-- Activity --
Only an exact retyping of all the entries counts as an answer.

==============================

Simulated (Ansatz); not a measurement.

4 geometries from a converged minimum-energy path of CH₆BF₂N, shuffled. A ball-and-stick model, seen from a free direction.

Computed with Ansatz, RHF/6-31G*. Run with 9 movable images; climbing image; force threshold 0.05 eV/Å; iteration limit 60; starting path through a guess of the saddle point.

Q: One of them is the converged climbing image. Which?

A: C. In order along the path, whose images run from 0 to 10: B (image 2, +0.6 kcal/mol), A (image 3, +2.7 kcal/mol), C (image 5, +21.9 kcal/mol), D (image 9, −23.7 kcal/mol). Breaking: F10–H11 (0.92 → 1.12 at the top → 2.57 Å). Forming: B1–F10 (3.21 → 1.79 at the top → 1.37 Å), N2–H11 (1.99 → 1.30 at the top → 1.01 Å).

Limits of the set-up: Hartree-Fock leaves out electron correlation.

==============================

-- Exercise result --
Simulated (Ansatz); not a measurement.

4 geometries from a converged minimum-energy path of CH₆BF₂N, shuffled. A ball-and-stick model, seen from a free direction.

Computed with Ansatz, RHF/6-31G*. Run with 9 movable images; climbing image; force threshold 0.05 eV/Å; iteration limit 60; starting path through a guess of the saddle point.

Q: One of them is the converged climbing image. Which?

A: C. In order along the path, whose images run from 0 to 10: B (image 2, +0.6 kcal/mol), A (image 3, +2.7 kcal/mol), C (image 5, +21.9 kcal/mol), D (image 9, −23.7 kcal/mol). Breaking: F10–H11 (0.92 → 1.12 at the top → 2.57 Å). Forming: B1–F10 (3.21 → 1.79 at the top → 1.37 Å), N2–H11 (1.99 → 1.30 at the top → 1.01 Å).

Limits of the set-up: Hartree-Fock leaves out electron correlation.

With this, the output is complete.